• TASK ITEM: The lines below, all of them, should be returned exactly as they appear.

• GIVEN RECORDS:

=== Begin Enclosure ===

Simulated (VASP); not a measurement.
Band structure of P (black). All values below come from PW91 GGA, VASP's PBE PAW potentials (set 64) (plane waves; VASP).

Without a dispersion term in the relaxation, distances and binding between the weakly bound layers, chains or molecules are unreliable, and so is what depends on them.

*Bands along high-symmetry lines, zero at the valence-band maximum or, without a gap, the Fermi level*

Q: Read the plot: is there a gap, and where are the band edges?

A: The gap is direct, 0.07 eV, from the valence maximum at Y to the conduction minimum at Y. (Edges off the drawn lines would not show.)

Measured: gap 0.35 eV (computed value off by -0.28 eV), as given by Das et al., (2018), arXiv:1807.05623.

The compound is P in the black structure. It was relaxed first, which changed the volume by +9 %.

=== End Enclosure ===

• PROBLEM SOLUTION:
Simulated (VASP); not a measurement.
Band structure of P (black). All values below come from PW91 GGA, VASP's PBE PAW potentials (set 64) (plane waves; VASP).

Without a dispersion term in the relaxation, distances and binding between the weakly bound layers, chains or molecules are unreliable, and so is what depends on them.

*Bands along high-symmetry lines, zero at the valence-band maximum or, without a gap, the Fermi level*

Q: Read the plot: is there a gap, and where are the band edges?

A: The gap is direct, 0.07 eV, from the valence maximum at Y to the conduction minimum at Y. (Edges off the drawn lines would not show.)

Measured: gap 0.35 eV (computed value off by -0.28 eV), as given by Das et al., (2018), arXiv:1807.05623.

The compound is P in the black structure. It was relaxed first, which changed the volume by +9 %.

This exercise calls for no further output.